= Dataset =
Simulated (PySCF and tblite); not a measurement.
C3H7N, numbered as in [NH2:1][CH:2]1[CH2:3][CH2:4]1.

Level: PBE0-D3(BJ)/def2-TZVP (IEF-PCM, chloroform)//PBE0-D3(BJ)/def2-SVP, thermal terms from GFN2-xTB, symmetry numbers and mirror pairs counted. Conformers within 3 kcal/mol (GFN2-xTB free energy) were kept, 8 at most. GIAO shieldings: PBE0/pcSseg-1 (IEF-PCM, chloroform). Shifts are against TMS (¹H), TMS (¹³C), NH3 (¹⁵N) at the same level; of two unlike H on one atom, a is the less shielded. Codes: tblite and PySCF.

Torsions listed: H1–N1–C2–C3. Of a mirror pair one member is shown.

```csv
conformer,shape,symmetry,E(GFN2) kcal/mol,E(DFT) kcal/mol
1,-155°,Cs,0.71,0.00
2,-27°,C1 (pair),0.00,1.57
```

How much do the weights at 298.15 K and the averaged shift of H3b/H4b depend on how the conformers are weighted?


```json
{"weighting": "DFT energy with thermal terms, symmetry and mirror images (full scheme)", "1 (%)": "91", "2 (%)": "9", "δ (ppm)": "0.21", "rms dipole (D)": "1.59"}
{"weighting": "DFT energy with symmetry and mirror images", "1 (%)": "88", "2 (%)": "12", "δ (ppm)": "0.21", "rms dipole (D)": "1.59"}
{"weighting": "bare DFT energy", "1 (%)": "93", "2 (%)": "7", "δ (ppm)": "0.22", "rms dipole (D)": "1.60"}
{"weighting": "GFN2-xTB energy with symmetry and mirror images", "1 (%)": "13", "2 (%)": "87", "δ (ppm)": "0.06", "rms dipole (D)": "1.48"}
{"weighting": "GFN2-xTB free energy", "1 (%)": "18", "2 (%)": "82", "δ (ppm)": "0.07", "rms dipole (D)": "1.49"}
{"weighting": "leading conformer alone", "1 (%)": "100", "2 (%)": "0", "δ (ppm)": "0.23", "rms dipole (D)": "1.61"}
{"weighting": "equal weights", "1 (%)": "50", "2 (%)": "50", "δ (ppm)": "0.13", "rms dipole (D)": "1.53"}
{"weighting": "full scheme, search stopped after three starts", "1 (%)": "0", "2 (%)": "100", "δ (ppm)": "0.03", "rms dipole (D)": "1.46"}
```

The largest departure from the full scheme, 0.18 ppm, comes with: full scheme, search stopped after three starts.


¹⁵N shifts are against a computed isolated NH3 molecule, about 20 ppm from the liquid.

= Exercise =
Look above for the line holding "tblite and PySCF." and the line holding "The largest departure". Retype both, and every line between them, word for word and nothing else.

= Response box =
Level: PBE0-D3(BJ)/def2-TZVP (IEF-PCM, chloroform)//PBE0-D3(BJ)/def2-SVP, thermal terms from GFN2-xTB, symmetry numbers and mirror pairs counted. Conformers within 3 kcal/mol (GFN2-xTB free energy) were kept, 8 at most. GIAO shieldings: PBE0/pcSseg-1 (IEF-PCM, chloroform). Shifts are against TMS (¹H), TMS (¹³C), NH3 (¹⁵N) at the same level; of two unlike H on one atom, a is the less shielded. Codes: tblite and PySCF.

Torsions listed: H1–N1–C2–C3. Of a mirror pair one member is shown.

```csv
conformer,shape,symmetry,E(GFN2) kcal/mol,E(DFT) kcal/mol
1,-155°,Cs,0.71,0.00
2,-27°,C1 (pair),0.00,1.57
```

How much do the weights at 298.15 K and the averaged shift of H3b/H4b depend on how the conformers are weighted?


```json
{"weighting": "DFT energy with thermal terms, symmetry and mirror images (full scheme)", "1 (%)": "91", "2 (%)": "9", "δ (ppm)": "0.21", "rms dipole (D)": "1.59"}
{"weighting": "DFT energy with symmetry and mirror images", "1 (%)": "88", "2 (%)": "12", "δ (ppm)": "0.21", "rms dipole (D)": "1.59"}
{"weighting": "bare DFT energy", "1 (%)": "93", "2 (%)": "7", "δ (ppm)": "0.22", "rms dipole (D)": "1.60"}
{"weighting": "GFN2-xTB energy with symmetry and mirror images", "1 (%)": "13", "2 (%)": "87", "δ (ppm)": "0.06", "rms dipole (D)": "1.48"}
{"weighting": "GFN2-xTB free energy", "1 (%)": "18", "2 (%)": "82", "δ (ppm)": "0.07", "rms dipole (D)": "1.49"}
{"weighting": "leading conformer alone", "1 (%)": "100", "2 (%)": "0", "δ (ppm)": "0.23", "rms dipole (D)": "1.61"}
{"weighting": "equal weights", "1 (%)": "50", "2 (%)": "50", "δ (ppm)": "0.13", "rms dipole (D)": "1.53"}
{"weighting": "full scheme, search stopped after three starts", "1 (%)": "0", "2 (%)": "100", "δ (ppm)": "0.03", "rms dipole (D)": "1.46"}
```

The largest departure from the full scheme, 0.18 ppm, comes with: full scheme, search stopped after three starts.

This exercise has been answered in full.